# Work instruction:
Copy out the data below. Leave nothing out and alter nothing.

# Data:
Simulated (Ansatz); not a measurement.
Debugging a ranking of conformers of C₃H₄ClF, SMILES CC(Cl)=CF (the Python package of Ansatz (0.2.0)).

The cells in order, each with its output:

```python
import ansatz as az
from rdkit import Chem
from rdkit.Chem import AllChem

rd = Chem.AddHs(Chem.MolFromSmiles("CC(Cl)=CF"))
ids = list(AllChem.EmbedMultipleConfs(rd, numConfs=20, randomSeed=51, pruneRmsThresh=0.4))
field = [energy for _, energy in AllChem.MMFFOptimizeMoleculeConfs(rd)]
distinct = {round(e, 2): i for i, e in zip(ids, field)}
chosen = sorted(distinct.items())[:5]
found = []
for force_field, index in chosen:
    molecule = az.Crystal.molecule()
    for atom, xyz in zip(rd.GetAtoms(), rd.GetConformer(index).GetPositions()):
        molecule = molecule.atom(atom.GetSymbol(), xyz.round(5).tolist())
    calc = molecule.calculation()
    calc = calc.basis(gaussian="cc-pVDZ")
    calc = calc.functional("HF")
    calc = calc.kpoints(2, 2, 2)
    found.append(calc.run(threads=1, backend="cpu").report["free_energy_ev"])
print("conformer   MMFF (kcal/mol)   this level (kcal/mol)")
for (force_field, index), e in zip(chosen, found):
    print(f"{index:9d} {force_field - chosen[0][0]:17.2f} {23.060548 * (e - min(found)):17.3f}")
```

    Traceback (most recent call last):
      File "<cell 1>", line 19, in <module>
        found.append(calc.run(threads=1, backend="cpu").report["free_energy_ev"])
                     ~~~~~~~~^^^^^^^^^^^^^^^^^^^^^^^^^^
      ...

# Response area:
Simulated (Ansatz); not a measurement.
Debugging a ranking of conformers of C₃H₄ClF, SMILES CC(Cl)=CF (the Python package of Ansatz (0.2.0)).

The cells in order, each with its output:

```python
import ansatz as az
from rdkit import Chem
from rdkit.Chem import AllChem

rd = Chem.AddHs(Chem.MolFromSmiles("CC(Cl)=CF"))
ids = list(AllChem.EmbedMultipleConfs(rd, numConfs=20, randomSeed=51, pruneRmsThresh=0.4))
field = [energy for _, energy in AllChem.MMFFOptimizeMoleculeConfs(rd)]
distinct = {round(e, 2): i for i, e in zip(ids, field)}
chosen = sorted(distinct.items())[:5]
found = []
for force_field, index in chosen:
    molecule = az.Crystal.molecule()
    for atom, xyz in zip(rd.GetAtoms(), rd.GetConformer(index).GetPositions()):
        molecule = molecule.atom(atom.GetSymbol(), xyz.round(5).tolist())
    calc = molecule.calculation()
    calc = calc.basis(gaussian="cc-pVDZ")
    calc = calc.functional("HF")
    calc = calc.kpoints(2, 2, 2)
    found.append(calc.run(threads=1, backend="cpu").report["free_energy_ev"])
print("conformer   MMFF (kcal/mol)   this level (kcal/mol)")
for (force_field, index), e in zip(chosen, found):
    print(f"{index:9d} {force_field - chosen[0][0]:17.2f} {23.060548 * (e - min(found)):17.3f}")
```

    Traceback (most recent call last):
      File "<cell 1>", line 19, in <module>
        found.append(calc.run(threads=1, backend="cpu").report["free_energy_ev"])
                     ~~~~~~~~^^^^^^^^^^^^^^^^^^^^^^^^^^
      ...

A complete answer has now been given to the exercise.